▸ Data listing
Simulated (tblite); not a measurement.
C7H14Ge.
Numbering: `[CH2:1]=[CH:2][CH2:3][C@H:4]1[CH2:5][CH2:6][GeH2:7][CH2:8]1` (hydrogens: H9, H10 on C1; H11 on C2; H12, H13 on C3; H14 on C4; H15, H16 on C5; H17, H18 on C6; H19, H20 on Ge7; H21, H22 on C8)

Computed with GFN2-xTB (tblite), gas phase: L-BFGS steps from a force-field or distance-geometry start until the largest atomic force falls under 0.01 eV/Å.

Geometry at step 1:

▸ Required action
Each line of the listing should be retyped exactly, with nothing left out.

▸ Expected answer
Simulated (tblite); not a measurement.
C7H14Ge.
Numbering: `[CH2:1]=[CH:2][CH2:3][C@H:4]1[CH2:5][CH2:6][GeH2:7][CH2:8]1` (hydrogens: H9, H10 on C1; H11 on C2; H12, H13 on C3; H14 on C4; H15, H16 on C5; H17, H18 on C6; H19, H20 on Ge7; H21, H22 on C8)

Computed with GFN2-xTB (tblite), gas phase: L-BFGS steps from a force-field or distance-geometry start until the largest atomic force falls under 0.01 eV/Å.

Geometry at step 1:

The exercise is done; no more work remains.